*** Opening Material provided ***
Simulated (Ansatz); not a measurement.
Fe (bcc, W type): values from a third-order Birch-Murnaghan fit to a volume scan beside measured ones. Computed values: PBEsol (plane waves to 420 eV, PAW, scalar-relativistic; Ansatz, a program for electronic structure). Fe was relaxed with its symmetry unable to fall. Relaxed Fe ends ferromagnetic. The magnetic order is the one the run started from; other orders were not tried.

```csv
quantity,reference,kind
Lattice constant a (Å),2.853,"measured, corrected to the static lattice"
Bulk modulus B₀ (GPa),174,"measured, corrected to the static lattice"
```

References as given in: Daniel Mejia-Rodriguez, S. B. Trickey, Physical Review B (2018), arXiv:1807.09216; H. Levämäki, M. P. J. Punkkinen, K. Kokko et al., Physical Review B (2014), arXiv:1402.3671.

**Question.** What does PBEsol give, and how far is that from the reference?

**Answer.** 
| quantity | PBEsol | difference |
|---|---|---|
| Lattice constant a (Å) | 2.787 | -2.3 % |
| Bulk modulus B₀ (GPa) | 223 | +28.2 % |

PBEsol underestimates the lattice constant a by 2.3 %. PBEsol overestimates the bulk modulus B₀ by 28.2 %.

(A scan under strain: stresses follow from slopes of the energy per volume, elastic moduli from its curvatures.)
*** Closing Material provided ***

» Required action
When you reach the line that contains "PBEsol underestimates the", stop; that line and every line before it, from the very first line of the data, should be restated word for word.

» Response box
Simulated (Ansatz); not a measurement.
Fe (bcc, W type): values from a third-order Birch-Murnaghan fit to a volume scan beside measured ones. Computed values: PBEsol (plane waves to 420 eV, PAW, scalar-relativistic; Ansatz, a program for electronic structure). Fe was relaxed with its symmetry unable to fall. Relaxed Fe ends ferromagnetic. The magnetic order is the one the run started from; other orders were not tried.

```csv
quantity,reference,kind
Lattice constant a (Å),2.853,"measured, corrected to the static lattice"
Bulk modulus B₀ (GPa),174,"measured, corrected to the static lattice"
```

References as given in: Daniel Mejia-Rodriguez, S. B. Trickey, Physical Review B (2018), arXiv:1807.09216; H. Levämäki, M. P. J. Punkkinen, K. Kokko et al., Physical Review B (2014), arXiv:1402.3671.

**Question.** What does PBEsol give, and how far is that from the reference?

**Answer.** 
| quantity | PBEsol | difference |
|---|---|---|
| Lattice constant a (Å) | 2.787 | -2.3 % |
| Bulk modulus B₀ (GPa) | 223 | +28.2 % |

PBEsol underestimates the lattice constant a by 2.3 %. PBEsol overestimates the bulk modulus B₀ by 28.2 %.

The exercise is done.